> [Dataset]:
Segment Open

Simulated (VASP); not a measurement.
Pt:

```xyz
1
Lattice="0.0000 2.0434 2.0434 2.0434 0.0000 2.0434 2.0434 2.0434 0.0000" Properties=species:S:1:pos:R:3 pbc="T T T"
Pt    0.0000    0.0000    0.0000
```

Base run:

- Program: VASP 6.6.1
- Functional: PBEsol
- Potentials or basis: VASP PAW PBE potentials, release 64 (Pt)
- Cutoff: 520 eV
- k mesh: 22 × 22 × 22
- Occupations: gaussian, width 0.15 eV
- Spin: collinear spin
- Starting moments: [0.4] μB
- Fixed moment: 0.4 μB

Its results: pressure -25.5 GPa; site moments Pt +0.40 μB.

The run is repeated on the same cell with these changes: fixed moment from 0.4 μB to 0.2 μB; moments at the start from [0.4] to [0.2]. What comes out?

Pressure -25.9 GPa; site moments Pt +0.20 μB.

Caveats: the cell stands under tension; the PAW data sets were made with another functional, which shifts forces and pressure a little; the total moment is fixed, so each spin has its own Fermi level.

Segment Closed

> [Work task]:
Please give back exactly the lines of this listing beginning at the line with "- Fixed moment: 0.4 μB" and ending with the line with "Pressure -25.9 GPa; site moments Pt +0.20 μB.", both included, and nothing else.

> [Solution]:
- Fixed moment: 0.4 μB

Its results: pressure -25.5 GPa; site moments Pt +0.40 μB.

The run is repeated on the same cell with these changes: fixed moment from 0.4 μB to 0.2 μB; moments at the start from [0.4] to [0.2]. What comes out?

Pressure -25.9 GPa; site moments Pt +0.20 μB.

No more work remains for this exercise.